§ REQUIREMENT: Repeat only the lines running from the beginning of the material through the line that contains "Ansatz 0.2.0 |".

§ DATASET CONTENT:
********
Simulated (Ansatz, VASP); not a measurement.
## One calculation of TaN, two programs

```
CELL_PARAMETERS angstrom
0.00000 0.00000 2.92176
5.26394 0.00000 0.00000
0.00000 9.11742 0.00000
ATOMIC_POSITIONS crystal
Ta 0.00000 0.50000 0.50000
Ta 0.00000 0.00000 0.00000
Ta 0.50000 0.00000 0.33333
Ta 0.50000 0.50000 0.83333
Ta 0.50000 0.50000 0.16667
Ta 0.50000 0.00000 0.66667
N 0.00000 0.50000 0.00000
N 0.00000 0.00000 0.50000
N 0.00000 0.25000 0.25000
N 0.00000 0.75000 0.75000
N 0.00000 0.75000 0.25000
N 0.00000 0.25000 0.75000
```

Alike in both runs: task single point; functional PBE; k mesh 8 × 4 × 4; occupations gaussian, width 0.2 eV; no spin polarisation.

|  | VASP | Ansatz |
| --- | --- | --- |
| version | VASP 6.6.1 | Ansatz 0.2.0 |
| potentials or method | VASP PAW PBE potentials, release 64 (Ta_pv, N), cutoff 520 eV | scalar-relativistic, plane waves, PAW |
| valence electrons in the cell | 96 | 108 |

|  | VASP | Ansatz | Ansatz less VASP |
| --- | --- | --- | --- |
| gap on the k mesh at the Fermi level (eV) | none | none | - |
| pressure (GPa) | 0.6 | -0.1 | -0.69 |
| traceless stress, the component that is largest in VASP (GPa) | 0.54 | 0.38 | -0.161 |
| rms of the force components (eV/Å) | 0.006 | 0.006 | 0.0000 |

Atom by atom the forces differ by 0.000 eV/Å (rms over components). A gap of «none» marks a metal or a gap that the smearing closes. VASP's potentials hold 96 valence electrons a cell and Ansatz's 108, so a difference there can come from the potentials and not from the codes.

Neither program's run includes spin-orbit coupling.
********

§ WORKED SOLUTION:
Simulated (Ansatz, VASP); not a measurement.
## One calculation of TaN, two programs

```
CELL_PARAMETERS angstrom
0.00000 0.00000 2.92176
5.26394 0.00000 0.00000
0.00000 9.11742 0.00000
ATOMIC_POSITIONS crystal
Ta 0.00000 0.50000 0.50000
Ta 0.00000 0.00000 0.00000
Ta 0.50000 0.00000 0.33333
Ta 0.50000 0.50000 0.83333
Ta 0.50000 0.50000 0.16667
Ta 0.50000 0.00000 0.66667
N 0.00000 0.50000 0.00000
N 0.00000 0.00000 0.50000
N 0.00000 0.25000 0.25000
N 0.00000 0.75000 0.75000
N 0.00000 0.75000 0.25000
N 0.00000 0.25000 0.75000
```

Alike in both runs: task single point; functional PBE; k mesh 8 × 4 × 4; occupations gaussian, width 0.2 eV; no spin polarisation.

|  | VASP | Ansatz |
| --- | --- | --- |
| version | VASP 6.6.1 | Ansatz 0.2.0 |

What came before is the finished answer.